SUPPLIED DATA:
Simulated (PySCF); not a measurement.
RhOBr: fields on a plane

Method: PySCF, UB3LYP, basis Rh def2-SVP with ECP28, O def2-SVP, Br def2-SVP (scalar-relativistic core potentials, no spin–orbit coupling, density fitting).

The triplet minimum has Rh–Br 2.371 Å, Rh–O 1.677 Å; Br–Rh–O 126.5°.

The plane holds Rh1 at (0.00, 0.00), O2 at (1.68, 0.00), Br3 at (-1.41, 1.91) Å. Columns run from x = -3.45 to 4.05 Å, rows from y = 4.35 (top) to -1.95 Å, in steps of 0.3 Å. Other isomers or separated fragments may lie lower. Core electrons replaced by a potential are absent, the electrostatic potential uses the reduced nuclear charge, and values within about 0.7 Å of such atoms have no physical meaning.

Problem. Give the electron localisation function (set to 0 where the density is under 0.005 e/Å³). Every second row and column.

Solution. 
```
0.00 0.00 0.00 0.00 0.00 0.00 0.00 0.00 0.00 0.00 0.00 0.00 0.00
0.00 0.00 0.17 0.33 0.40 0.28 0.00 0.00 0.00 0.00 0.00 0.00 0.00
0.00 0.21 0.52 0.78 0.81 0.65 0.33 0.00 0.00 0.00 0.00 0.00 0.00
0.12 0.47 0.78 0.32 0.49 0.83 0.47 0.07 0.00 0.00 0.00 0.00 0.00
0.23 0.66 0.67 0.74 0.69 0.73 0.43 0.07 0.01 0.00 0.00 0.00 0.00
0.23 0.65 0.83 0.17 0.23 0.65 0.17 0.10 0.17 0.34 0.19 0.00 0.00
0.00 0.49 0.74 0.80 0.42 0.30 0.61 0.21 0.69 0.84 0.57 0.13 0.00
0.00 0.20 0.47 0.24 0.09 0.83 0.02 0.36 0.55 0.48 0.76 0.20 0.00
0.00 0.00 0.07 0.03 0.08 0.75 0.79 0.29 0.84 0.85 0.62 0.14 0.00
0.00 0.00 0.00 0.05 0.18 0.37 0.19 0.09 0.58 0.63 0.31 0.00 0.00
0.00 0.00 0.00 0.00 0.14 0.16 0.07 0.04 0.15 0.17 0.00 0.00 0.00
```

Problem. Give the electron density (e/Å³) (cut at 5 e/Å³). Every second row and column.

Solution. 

WORK REQUEST: What you return must be an exact retyping of the lines above starting at the line with "Problem. Give the electron localisation" and ending at the line with "Problem. Give the electron density", and nothing besides.

WRITTEN SOLUTION:
Problem. Give the electron localisation function (set to 0 where the density is under 0.005 e/Å³). Every second row and column.

Solution. 
```
0.00 0.00 0.00 0.00 0.00 0.00 0.00 0.00 0.00 0.00 0.00 0.00 0.00
0.00 0.00 0.17 0.33 0.40 0.28 0.00 0.00 0.00 0.00 0.00 0.00 0.00
0.00 0.21 0.52 0.78 0.81 0.65 0.33 0.00 0.00 0.00 0.00 0.00 0.00
0.12 0.47 0.78 0.32 0.49 0.83 0.47 0.07 0.00 0.00 0.00 0.00 0.00
0.23 0.66 0.67 0.74 0.69 0.73 0.43 0.07 0.01 0.00 0.00 0.00 0.00
0.23 0.65 0.83 0.17 0.23 0.65 0.17 0.10 0.17 0.34 0.19 0.00 0.00
0.00 0.49 0.74 0.80 0.42 0.30 0.61 0.21 0.69 0.84 0.57 0.13 0.00
0.00 0.20 0.47 0.24 0.09 0.83 0.02 0.36 0.55 0.48 0.76 0.20 0.00
0.00 0.00 0.07 0.03 0.08 0.75 0.79 0.29 0.84 0.85 0.62 0.14 0.00
0.00 0.00 0.00 0.05 0.18 0.37 0.19 0.09 0.58 0.63 0.31 0.00 0.00
0.00 0.00 0.00 0.00 0.14 0.16 0.07 0.04 0.15 0.17 0.00 0.00 0.00
```

Problem. Give the electron density (e/Å³) (cut at 5 e/Å³). Every second row and column.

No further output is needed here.